━━━━━━━━━━

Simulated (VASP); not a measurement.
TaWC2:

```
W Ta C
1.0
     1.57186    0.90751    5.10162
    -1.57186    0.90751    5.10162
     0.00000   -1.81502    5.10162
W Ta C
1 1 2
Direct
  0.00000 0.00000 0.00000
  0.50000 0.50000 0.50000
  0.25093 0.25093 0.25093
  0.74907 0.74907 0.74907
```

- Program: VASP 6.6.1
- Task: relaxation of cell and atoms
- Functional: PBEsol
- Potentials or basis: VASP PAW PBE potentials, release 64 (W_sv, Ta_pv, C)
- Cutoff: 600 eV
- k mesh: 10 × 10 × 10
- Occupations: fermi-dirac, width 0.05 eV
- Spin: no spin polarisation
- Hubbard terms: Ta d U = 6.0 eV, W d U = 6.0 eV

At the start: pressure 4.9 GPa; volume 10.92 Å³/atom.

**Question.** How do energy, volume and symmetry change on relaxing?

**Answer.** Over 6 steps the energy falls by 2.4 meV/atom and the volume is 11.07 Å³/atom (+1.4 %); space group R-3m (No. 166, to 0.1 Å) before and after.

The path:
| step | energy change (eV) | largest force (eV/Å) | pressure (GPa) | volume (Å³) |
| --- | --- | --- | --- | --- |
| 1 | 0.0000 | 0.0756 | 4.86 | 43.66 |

━━━━━━━━━━

Transcribe each line above exactly; skip none.

* [ANSWER BOX]
Simulated (VASP); not a measurement.
TaWC2:

```
W Ta C
1.0
     1.57186    0.90751    5.10162
    -1.57186    0.90751    5.10162
     0.00000   -1.81502    5.10162
W Ta C
1 1 2
Direct
  0.00000 0.00000 0.00000
  0.50000 0.50000 0.50000
  0.25093 0.25093 0.25093
  0.74907 0.74907 0.74907
```

- Program: VASP 6.6.1
- Task: relaxation of cell and atoms
- Functional: PBEsol
- Potentials or basis: VASP PAW PBE potentials, release 64 (W_sv, Ta_pv, C)
- Cutoff: 600 eV
- k mesh: 10 × 10 × 10
- Occupations: fermi-dirac, width 0.05 eV
- Spin: no spin polarisation
- Hubbard terms: Ta d U = 6.0 eV, W d U = 6.0 eV

At the start: pressure 4.9 GPa; volume 10.92 Å³/atom.

**Question.** How do energy, volume and symmetry change on relaxing?

**Answer.** Over 6 steps the energy falls by 2.4 meV/atom and the volume is 11.07 Å³/atom (+1.4 %); space group R-3m (No. 166, to 0.1 Å) before and after.

The path:
| step | energy change (eV) | largest force (eV/Å) | pressure (GPa) | volume (Å³) |
| --- | --- | --- | --- | --- |
| 1 | 0.0000 | 0.0756 | 4.86 | 43.66 |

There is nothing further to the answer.